▶ TASK ITEM: Once you find the line with "What range do" in the data that follows, repeat it and every line after it exactly, through the line with "Closest r2SCAN0 (−35.0".

========================================
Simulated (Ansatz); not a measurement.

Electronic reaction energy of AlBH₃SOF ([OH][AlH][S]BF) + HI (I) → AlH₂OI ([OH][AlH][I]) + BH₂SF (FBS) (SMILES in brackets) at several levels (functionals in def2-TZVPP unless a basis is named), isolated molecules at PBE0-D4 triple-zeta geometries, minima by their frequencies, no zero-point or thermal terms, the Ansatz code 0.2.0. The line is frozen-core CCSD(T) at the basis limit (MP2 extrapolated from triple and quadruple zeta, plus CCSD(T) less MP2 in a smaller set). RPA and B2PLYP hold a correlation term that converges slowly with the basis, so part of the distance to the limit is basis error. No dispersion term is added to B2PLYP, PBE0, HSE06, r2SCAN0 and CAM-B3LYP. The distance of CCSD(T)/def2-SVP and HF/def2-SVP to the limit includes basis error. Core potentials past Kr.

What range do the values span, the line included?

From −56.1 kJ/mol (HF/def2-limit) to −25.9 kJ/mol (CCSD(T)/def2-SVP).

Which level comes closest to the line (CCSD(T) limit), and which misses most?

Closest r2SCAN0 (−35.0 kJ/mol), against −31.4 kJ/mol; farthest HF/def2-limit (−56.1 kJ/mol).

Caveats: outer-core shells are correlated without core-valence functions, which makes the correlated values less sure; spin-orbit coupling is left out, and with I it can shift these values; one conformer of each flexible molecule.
========================================

▶ TASK SOLUTION:
What range do the values span, the line included?

From −56.1 kJ/mol (HF/def2-limit) to −25.9 kJ/mol (CCSD(T)/def2-SVP).

Which level comes closest to the line (CCSD(T) limit), and which misses most?

Closest r2SCAN0 (−35.0 kJ/mol), against −31.4 kJ/mol; farthest HF/def2-limit (−56.1 kJ/mol).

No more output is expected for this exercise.